_WORK TASK_.
Below are entries. Reproduce exactly the lines between the line holding "Answer: B (0.0), A (144.4)." and the line holding "Q: Which frontier", inclusive, and only those.

(AVAILABLE DATA begins)

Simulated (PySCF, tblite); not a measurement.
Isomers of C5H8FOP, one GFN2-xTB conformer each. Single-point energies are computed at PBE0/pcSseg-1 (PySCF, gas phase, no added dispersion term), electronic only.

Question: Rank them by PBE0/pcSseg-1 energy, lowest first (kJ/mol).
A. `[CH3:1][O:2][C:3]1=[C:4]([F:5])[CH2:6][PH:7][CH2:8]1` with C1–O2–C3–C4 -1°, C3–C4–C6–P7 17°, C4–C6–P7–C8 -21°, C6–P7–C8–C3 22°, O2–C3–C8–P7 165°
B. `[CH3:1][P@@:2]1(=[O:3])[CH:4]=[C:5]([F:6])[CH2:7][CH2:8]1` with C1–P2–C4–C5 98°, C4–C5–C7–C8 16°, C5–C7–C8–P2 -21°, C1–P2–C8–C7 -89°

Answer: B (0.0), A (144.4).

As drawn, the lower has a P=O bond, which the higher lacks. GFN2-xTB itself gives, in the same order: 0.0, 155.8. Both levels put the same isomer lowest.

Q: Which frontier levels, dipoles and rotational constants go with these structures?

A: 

(AVAILABLE DATA ends)

_RESPONSE_.
Answer: B (0.0), A (144.4).

As drawn, the lower has a P=O bond, which the higher lacks. GFN2-xTB itself gives, in the same order: 0.0, 155.8. Both levels put the same isomer lowest.

Q: Which frontier levels, dipoles and rotational constants go with these structures?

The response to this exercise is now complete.